> _WORK TASK_
As the lines appear below, please set them down exactly, starting at the first and finishing with the one containing "ABINIT 10.8.3; DFT".

> _DATA EXTRACT_
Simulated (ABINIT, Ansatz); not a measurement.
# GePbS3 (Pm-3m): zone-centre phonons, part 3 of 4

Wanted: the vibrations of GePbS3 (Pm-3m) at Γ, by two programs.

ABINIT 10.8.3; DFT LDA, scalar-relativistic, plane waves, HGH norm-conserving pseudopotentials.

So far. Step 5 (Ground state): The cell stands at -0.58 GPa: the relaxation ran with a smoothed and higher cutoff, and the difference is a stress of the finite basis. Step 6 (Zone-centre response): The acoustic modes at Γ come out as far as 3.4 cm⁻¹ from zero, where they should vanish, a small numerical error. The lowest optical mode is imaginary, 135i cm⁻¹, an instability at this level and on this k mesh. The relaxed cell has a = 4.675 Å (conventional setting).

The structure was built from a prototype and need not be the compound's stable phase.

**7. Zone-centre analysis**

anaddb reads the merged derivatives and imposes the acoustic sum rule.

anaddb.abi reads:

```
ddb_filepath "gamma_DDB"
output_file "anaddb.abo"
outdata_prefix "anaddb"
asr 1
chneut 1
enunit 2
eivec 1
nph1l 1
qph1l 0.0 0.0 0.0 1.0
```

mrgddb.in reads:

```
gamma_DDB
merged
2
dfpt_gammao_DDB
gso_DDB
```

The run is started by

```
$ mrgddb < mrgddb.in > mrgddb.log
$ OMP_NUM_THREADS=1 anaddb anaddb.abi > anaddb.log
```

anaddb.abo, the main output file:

> _YOUR RESPONSE_
Simulated (ABINIT, Ansatz); not a measurement.
# GePbS3 (Pm-3m): zone-centre phonons, part 3 of 4

Wanted: the vibrations of GePbS3 (Pm-3m) at Γ, by two programs.

ABINIT 10.8.3; DFT LDA, scalar-relativistic, plane waves, HGH norm-conserving pseudopotentials.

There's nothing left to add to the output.